#### PROVIDED RECORDS
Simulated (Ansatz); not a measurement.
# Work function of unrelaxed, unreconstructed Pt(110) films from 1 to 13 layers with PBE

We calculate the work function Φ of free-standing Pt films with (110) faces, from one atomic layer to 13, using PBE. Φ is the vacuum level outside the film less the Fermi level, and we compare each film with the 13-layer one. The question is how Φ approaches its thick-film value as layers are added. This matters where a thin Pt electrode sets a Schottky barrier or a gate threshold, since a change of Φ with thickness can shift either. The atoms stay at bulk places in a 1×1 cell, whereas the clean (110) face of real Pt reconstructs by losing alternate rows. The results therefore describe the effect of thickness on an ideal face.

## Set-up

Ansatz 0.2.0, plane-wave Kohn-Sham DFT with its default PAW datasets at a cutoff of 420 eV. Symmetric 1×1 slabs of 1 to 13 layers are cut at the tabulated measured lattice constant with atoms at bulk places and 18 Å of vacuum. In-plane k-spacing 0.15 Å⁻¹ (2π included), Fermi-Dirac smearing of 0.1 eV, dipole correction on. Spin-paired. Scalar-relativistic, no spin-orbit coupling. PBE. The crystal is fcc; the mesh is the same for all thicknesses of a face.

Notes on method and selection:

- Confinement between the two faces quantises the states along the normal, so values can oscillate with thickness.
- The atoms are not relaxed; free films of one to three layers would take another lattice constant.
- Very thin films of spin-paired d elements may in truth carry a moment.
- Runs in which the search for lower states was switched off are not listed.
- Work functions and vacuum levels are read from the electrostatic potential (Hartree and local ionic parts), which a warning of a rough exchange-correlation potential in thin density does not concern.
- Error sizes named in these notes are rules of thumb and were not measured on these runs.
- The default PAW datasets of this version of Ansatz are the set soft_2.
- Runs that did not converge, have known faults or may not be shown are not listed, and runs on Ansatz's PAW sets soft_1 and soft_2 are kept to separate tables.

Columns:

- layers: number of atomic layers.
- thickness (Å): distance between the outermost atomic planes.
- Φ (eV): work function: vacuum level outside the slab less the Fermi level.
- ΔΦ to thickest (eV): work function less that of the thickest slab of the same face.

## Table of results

#### WORK REQUEST
What should be returned is the run of lines from the first line of the material through the line containing "# Work function", exact and inclusive, and nothing else.

#### ANSWER BOX
Simulated (Ansatz); not a measurement.
# Work function of unrelaxed, unreconstructed Pt(110) films from 1 to 13 layers with PBE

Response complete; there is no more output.